* [EXERCISE] Exactly the lines from the beginning of the material to the line with "the k mesh?" are to be repeated, both ends included.

*** Opening INFORMATION ***
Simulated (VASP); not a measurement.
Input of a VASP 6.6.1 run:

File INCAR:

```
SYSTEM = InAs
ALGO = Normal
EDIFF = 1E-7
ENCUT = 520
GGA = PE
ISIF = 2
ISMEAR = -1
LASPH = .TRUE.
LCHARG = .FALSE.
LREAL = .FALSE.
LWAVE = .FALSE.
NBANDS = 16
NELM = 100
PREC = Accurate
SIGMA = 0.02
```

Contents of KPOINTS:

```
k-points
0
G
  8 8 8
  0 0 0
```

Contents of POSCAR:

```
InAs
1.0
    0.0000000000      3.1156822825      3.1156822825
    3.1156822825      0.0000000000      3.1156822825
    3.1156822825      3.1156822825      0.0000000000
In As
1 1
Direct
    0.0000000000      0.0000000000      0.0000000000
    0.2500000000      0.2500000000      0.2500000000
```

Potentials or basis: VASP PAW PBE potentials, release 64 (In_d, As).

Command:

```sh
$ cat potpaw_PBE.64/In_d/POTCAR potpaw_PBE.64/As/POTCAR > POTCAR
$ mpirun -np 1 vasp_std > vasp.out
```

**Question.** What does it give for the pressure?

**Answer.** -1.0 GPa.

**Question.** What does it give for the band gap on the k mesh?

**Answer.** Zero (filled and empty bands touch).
*** Closing INFORMATION ***

* [ANSWER AREA]
Simulated (VASP); not a measurement.
Input of a VASP 6.6.1 run:

File INCAR:

```
SYSTEM = InAs
ALGO = Normal
EDIFF = 1E-7
ENCUT = 520
GGA = PE
ISIF = 2
ISMEAR = -1
LASPH = .TRUE.
LCHARG = .FALSE.
LREAL = .FALSE.
LWAVE = .FALSE.
NBANDS = 16
NELM = 100
PREC = Accurate
SIGMA = 0.02
```

Contents of KPOINTS:

```
k-points
0
G
  8 8 8
  0 0 0
```

Contents of POSCAR:

```
InAs
1.0
    0.0000000000      3.1156822825      3.1156822825
    3.1156822825      0.0000000000      3.1156822825
    3.1156822825      3.1156822825      0.0000000000
In As
1 1
Direct
    0.0000000000      0.0000000000      0.0000000000
    0.2500000000      0.2500000000      0.2500000000
```

Potentials or basis: VASP PAW PBE potentials, release 64 (In_d, As).

Command:

```sh
$ cat potpaw_PBE.64/In_d/POTCAR potpaw_PBE.64/As/POTCAR > POTCAR
$ mpirun -np 1 vasp_std > vasp.out
```

**Question.** What does it give for the pressure?

**Answer.** -1.0 GPa.

**Question.** What does it give for the band gap on the k mesh?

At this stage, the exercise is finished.